REQUIRED ACTION: Repeat every entry exactly. Leave nothing out.

RECORD SET:
'''

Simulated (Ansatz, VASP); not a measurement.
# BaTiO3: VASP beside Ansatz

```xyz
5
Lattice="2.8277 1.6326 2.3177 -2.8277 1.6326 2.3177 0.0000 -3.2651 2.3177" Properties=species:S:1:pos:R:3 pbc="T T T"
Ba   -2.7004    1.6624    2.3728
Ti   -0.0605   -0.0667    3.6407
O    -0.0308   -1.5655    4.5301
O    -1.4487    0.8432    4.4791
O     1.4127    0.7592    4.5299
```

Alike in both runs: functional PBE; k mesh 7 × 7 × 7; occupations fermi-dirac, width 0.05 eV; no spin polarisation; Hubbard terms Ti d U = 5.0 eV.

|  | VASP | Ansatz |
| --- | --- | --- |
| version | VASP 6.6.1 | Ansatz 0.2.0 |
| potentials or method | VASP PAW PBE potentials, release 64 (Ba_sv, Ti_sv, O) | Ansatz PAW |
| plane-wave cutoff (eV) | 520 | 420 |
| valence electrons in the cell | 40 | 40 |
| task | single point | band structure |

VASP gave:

'''

RESPONSE BOX:
Simulated (Ansatz, VASP); not a measurement.
# BaTiO3: VASP beside Ansatz

```xyz
5
Lattice="2.8277 1.6326 2.3177 -2.8277 1.6326 2.3177 0.0000 -3.2651 2.3177" Properties=species:S:1:pos:R:3 pbc="T T T"
Ba   -2.7004    1.6624    2.3728
Ti   -0.0605   -0.0667    3.6407
O    -0.0308   -1.5655    4.5301
O    -1.4487    0.8432    4.4791
O     1.4127    0.7592    4.5299
```

Alike in both runs: functional PBE; k mesh 7 × 7 × 7; occupations fermi-dirac, width 0.05 eV; no spin polarisation; Hubbard terms Ti d U = 5.0 eV.

|  | VASP | Ansatz |
| --- | --- | --- |
| version | VASP 6.6.1 | Ansatz 0.2.0 |
| potentials or method | VASP PAW PBE potentials, release 64 (Ba_sv, Ti_sv, O) | Ansatz PAW |
| plane-wave cutoff (eV) | 520 | 420 |
| valence electrons in the cell | 40 | 40 |
| task | single point | band structure |

VASP gave:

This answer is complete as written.